---------------

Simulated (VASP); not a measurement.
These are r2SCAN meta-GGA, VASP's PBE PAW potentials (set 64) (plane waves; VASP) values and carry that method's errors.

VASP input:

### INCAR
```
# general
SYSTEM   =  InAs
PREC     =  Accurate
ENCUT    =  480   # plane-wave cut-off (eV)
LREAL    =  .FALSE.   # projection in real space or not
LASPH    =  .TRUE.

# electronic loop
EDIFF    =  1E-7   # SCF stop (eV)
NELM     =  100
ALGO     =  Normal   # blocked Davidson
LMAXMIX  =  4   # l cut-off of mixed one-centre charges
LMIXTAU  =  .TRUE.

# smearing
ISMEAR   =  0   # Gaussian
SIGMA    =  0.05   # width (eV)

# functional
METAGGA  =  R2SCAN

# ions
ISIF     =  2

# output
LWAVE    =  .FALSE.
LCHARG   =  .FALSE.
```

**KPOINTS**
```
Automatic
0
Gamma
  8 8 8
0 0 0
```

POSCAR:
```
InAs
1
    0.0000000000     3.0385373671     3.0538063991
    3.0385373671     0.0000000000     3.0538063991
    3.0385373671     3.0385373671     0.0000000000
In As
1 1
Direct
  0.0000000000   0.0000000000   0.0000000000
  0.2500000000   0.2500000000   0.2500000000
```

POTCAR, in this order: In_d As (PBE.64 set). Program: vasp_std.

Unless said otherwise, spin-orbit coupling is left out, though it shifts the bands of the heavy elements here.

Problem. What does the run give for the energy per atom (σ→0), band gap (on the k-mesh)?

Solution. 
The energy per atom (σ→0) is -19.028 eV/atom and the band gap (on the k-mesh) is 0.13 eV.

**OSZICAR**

---------------

**ACTION ITEM**
Starting at the first line of the listing, retype every line up to and including the one with "POTCAR, in this".

**TASK RESPONSE**
Simulated (VASP); not a measurement.
These are r2SCAN meta-GGA, VASP's PBE PAW potentials (set 64) (plane waves; VASP) values and carry that method's errors.

VASP input:

### INCAR
```
# general
SYSTEM   =  InAs
PREC     =  Accurate
ENCUT    =  480   # plane-wave cut-off (eV)
LREAL    =  .FALSE.   # projection in real space or not
LASPH    =  .TRUE.

# electronic loop
EDIFF    =  1E-7   # SCF stop (eV)
NELM     =  100
ALGO     =  Normal   # blocked Davidson
LMAXMIX  =  4   # l cut-off of mixed one-centre charges
LMIXTAU  =  .TRUE.

# smearing
ISMEAR   =  0   # Gaussian
SIGMA    =  0.05   # width (eV)

# functional
METAGGA  =  R2SCAN

# ions
ISIF     =  2

# output
LWAVE    =  .FALSE.
LCHARG   =  .FALSE.
```

**KPOINTS**
```
Automatic
0
Gamma
  8 8 8
0 0 0
```

POSCAR:
```
InAs
1
    0.0000000000     3.0385373671     3.0538063991
    3.0385373671     0.0000000000     3.0538063991
    3.0385373671     3.0385373671     0.0000000000
In As
1 1
Direct
  0.0000000000   0.0000000000   0.0000000000
  0.2500000000   0.2500000000   0.2500000000
```

POTCAR, in this order: In_d As (PBE.64 set). Program: vasp_std.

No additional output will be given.